Your task is to copy every line of this material exactly.

►

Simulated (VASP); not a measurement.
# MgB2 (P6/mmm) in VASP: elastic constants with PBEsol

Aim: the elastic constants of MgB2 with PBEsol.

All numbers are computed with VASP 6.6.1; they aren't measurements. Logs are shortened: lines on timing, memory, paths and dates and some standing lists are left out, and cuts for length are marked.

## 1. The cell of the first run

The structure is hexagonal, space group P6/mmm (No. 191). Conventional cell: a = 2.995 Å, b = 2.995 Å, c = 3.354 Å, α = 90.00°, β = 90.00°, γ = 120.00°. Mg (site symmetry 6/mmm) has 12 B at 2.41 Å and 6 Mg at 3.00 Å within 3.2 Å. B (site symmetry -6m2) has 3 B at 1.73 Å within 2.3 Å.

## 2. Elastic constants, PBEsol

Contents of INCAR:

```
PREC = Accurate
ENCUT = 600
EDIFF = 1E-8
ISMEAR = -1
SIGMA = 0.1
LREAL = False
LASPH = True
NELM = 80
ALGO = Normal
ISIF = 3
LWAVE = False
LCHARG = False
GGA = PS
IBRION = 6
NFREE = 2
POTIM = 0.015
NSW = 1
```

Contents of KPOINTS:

◄

_Reply_
Simulated (VASP); not a measurement.
# MgB2 (P6/mmm) in VASP: elastic constants with PBEsol

Aim: the elastic constants of MgB2 with PBEsol.

All numbers are computed with VASP 6.6.1; they aren't measurements. Logs are shortened: lines on timing, memory, paths and dates and some standing lists are left out, and cuts for length are marked.

## 1. The cell of the first run

The structure is hexagonal, space group P6/mmm (No. 191). Conventional cell: a = 2.995 Å, b = 2.995 Å, c = 3.354 Å, α = 90.00°, β = 90.00°, γ = 120.00°. Mg (site symmetry 6/mmm) has 12 B at 2.41 Å and 6 Mg at 3.00 Å within 3.2 Å. B (site symmetry -6m2) has 3 B at 1.73 Å within 2.3 Å.

## 2. Elastic constants, PBEsol

Contents of INCAR:

```
PREC = Accurate
ENCUT = 600
EDIFF = 1E-8
ISMEAR = -1
SIGMA = 0.1
LREAL = False
LASPH = True
NELM = 80
ALGO = Normal
ISIF = 3
LWAVE = False
LCHARG = False
GGA = PS
IBRION = 6
NFREE = 2
POTIM = 0.015
NSW = 1
```

Contents of KPOINTS:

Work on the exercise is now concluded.